[Data for analysis Boundary: Start]

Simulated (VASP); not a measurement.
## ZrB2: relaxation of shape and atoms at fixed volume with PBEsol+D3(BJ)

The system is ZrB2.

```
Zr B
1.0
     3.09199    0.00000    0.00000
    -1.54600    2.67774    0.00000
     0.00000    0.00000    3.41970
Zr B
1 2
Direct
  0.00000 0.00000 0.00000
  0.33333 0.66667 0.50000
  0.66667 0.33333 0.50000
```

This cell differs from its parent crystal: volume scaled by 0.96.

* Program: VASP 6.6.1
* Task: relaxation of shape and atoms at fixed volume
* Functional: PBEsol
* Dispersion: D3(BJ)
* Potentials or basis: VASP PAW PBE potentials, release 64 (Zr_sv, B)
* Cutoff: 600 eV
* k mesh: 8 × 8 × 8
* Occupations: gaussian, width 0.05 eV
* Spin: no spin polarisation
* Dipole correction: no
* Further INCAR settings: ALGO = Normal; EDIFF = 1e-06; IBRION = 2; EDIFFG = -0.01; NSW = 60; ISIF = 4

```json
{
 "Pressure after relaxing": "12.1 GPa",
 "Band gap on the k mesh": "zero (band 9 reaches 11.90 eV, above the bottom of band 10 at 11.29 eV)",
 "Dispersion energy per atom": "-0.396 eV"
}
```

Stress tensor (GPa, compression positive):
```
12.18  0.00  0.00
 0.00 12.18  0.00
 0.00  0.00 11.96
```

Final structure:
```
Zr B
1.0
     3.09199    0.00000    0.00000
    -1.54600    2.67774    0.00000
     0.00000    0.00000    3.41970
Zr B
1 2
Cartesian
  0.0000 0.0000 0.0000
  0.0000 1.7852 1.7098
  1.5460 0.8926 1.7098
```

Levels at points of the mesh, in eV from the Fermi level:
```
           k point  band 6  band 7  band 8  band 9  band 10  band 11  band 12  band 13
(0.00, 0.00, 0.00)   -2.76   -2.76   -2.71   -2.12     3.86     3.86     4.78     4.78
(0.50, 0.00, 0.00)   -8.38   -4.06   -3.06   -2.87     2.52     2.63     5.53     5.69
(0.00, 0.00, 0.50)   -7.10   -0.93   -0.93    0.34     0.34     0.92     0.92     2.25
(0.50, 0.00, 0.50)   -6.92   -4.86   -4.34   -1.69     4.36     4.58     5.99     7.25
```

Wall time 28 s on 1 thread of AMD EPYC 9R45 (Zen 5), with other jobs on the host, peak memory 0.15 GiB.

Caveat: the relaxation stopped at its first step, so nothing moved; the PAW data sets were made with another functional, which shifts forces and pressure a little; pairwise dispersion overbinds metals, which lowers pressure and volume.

[Data for analysis Boundary: End]

= Task item =
Copy back the listing above exactly, but only from the line with "Levels at points" through the line with "Wall time 28", both ends included.

= Exercise response =
Levels at points of the mesh, in eV from the Fermi level:
```
           k point  band 6  band 7  band 8  band 9  band 10  band 11  band 12  band 13
(0.00, 0.00, 0.00)   -2.76   -2.76   -2.71   -2.12     3.86     3.86     4.78     4.78
(0.50, 0.00, 0.00)   -8.38   -4.06   -3.06   -2.87     2.52     2.63     5.53     5.69
(0.00, 0.00, 0.50)   -7.10   -0.93   -0.93    0.34     0.34     0.92     0.92     2.25
(0.50, 0.00, 0.50)   -6.92   -4.86   -4.34   -1.69     4.36     4.58     5.99     7.25
```

Wall time 28 s on 1 thread of AMD EPYC 9R45 (Zen 5), with other jobs on the host, peak memory 0.15 GiB.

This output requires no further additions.